• GIVEN RECORDS
····················

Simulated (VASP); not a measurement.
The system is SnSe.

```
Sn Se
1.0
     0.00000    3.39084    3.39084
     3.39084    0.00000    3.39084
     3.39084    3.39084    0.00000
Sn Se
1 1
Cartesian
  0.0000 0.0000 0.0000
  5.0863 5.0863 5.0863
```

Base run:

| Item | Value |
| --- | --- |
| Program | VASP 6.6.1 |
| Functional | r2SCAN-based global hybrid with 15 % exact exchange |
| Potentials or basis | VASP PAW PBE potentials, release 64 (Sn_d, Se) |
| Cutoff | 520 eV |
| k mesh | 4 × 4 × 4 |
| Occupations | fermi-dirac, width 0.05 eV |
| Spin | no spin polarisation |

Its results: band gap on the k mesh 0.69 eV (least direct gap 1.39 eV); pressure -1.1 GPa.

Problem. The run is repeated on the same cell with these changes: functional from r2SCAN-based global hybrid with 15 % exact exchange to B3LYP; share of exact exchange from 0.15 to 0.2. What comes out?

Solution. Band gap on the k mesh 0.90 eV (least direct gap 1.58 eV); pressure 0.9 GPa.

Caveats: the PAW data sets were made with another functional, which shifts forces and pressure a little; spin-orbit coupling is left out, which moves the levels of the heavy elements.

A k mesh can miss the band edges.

····················

• ACTION ITEM
When you reach the line holding "The system is SnSe." in the records above, begin reproducing exactly, stop after the line holding "Its results: band", and output nothing else.

• EXERCISE RESULT
The system is SnSe.

```
Sn Se
1.0
     0.00000    3.39084    3.39084
     3.39084    0.00000    3.39084
     3.39084    3.39084    0.00000
Sn Se
1 1
Cartesian
  0.0000 0.0000 0.0000
  5.0863 5.0863 5.0863
```

Base run:

| Item | Value |
| --- | --- |
| Program | VASP 6.6.1 |
| Functional | r2SCAN-based global hybrid with 15 % exact exchange |
| Potentials or basis | VASP PAW PBE potentials, release 64 (Sn_d, Se) |
| Cutoff | 520 eV |
| k mesh | 4 × 4 × 4 |
| Occupations | fermi-dirac, width 0.05 eV |
| Spin | no spin polarisation |

Its results: band gap on the k mesh 0.69 eV (least direct gap 1.39 eV); pressure -1.1 GPa.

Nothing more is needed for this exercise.